DATA LISTING:
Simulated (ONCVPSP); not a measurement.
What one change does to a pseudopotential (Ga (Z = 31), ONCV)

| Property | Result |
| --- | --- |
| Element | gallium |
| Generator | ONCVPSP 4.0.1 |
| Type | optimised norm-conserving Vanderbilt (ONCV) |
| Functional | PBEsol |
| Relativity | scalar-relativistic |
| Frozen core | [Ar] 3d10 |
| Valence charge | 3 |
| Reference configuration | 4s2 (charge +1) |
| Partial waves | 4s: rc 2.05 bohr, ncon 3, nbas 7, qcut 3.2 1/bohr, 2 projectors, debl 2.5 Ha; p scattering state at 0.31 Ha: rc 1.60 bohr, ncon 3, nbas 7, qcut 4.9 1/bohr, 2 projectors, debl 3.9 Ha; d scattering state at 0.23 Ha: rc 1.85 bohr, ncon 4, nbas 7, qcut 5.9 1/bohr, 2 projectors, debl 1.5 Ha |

WORK INSTRUCTION:
Every entry in the listing should be retyped exactly.

TASK SOLUTION:
Simulated (ONCVPSP); not a measurement.
What one change does to a pseudopotential (Ga (Z = 31), ONCV)

| Property | Result |
| --- | --- |
| Element | gallium |
| Generator | ONCVPSP 4.0.1 |
| Type | optimised norm-conserving Vanderbilt (ONCV) |
| Functional | PBEsol |
| Relativity | scalar-relativistic |
| Frozen core | [Ar] 3d10 |
| Valence charge | 3 |
| Reference configuration | 4s2 (charge +1) |
| Partial waves | 4s: rc 2.05 bohr, ncon 3, nbas 7, qcut 3.2 1/bohr, 2 projectors, debl 2.5 Ha; p scattering state at 0.31 Ha: rc 1.60 bohr, ncon 3, nbas 7, qcut 4.9 1/bohr, 2 projectors, debl 3.9 Ha; d scattering state at 0.23 Ha: rc 1.85 bohr, ncon 4, nbas 7, qcut 5.9 1/bohr, 2 projectors, debl 1.5 Ha |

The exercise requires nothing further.